======== Records supplied ========
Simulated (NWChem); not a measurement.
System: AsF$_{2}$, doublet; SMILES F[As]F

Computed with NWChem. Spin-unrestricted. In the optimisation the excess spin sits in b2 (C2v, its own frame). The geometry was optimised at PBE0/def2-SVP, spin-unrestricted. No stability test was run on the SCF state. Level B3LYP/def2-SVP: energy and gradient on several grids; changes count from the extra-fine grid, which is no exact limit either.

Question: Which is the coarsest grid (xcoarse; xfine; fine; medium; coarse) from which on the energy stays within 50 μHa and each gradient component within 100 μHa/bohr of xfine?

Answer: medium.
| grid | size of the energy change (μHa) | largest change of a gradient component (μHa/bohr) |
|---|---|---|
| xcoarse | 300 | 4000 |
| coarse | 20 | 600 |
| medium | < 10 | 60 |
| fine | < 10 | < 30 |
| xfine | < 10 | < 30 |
========

Repeat all entries. Match them exactly.

- Response area:
Simulated (NWChem); not a measurement.
System: AsF$_{2}$, doublet; SMILES F[As]F

Computed with NWChem. Spin-unrestricted. In the optimisation the excess spin sits in b2 (C2v, its own frame). The geometry was optimised at PBE0/def2-SVP, spin-unrestricted. No stability test was run on the SCF state. Level B3LYP/def2-SVP: energy and gradient on several grids; changes count from the extra-fine grid, which is no exact limit either.

Question: Which is the coarsest grid (xcoarse; xfine; fine; medium; coarse) from which on the energy stays within 50 μHa and each gradient component within 100 μHa/bohr of xfine?

Answer: medium.
| grid | size of the energy change (μHa) | largest change of a gradient component (μHa/bohr) |
|---|---|---|
| xcoarse | 300 | 4000 |
| coarse | 20 | 600 |
| medium | < 10 | 60 |
| fine | < 10 | < 30 |
| xfine | < 10 | < 30 |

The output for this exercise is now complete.